■ Data records
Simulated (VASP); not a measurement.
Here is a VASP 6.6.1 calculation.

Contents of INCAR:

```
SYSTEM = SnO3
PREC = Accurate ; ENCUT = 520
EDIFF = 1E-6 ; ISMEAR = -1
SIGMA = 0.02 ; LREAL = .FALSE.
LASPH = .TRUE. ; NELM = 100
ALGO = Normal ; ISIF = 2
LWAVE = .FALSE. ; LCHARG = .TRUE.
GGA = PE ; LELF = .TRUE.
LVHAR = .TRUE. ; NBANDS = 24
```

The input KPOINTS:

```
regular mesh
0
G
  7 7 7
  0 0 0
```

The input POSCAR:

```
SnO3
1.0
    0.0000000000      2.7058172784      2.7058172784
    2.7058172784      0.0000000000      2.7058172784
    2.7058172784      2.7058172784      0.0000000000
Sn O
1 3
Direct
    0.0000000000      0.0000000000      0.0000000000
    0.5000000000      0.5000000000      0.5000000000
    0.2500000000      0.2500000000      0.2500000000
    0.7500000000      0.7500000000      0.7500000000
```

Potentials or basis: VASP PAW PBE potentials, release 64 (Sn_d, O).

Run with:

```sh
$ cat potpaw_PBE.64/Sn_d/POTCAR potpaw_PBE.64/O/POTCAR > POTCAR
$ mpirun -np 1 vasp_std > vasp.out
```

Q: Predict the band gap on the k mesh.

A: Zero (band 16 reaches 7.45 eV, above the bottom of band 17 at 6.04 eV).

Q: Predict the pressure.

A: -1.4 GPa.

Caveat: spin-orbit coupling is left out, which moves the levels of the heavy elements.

■ Exercise
Begin with the first line of the listing above and write out each line exactly, ending with the line that contains "A: -1.4 GPa.".

■ Result
Simulated (VASP); not a measurement.
Here is a VASP 6.6.1 calculation.

Contents of INCAR:

```
SYSTEM = SnO3
PREC = Accurate ; ENCUT = 520
EDIFF = 1E-6 ; ISMEAR = -1
SIGMA = 0.02 ; LREAL = .FALSE.
LASPH = .TRUE. ; NELM = 100
ALGO = Normal ; ISIF = 2
LWAVE = .FALSE. ; LCHARG = .TRUE.
GGA = PE ; LELF = .TRUE.
LVHAR = .TRUE. ; NBANDS = 24
```

The input KPOINTS:

```
regular mesh
0
G
  7 7 7
  0 0 0
```

The input POSCAR:

```
SnO3
1.0
    0.0000000000      2.7058172784      2.7058172784
    2.7058172784      0.0000000000      2.7058172784
    2.7058172784      2.7058172784      0.0000000000
Sn O
1 3
Direct
    0.0000000000      0.0000000000      0.0000000000
    0.5000000000      0.5000000000      0.5000000000
    0.2500000000      0.2500000000      0.2500000000
    0.7500000000      0.7500000000      0.7500000000
```

Potentials or basis: VASP PAW PBE potentials, release 64 (Sn_d, O).

Run with:

```sh
$ cat potpaw_PBE.64/Sn_d/POTCAR potpaw_PBE.64/O/POTCAR > POTCAR
$ mpirun -np 1 vasp_std > vasp.out
```

Q: Predict the band gap on the k mesh.

A: Zero (band 16 reaches 7.45 eV, above the bottom of band 17 at 6.04 eV).

Q: Predict the pressure.

A: -1.4 GPa.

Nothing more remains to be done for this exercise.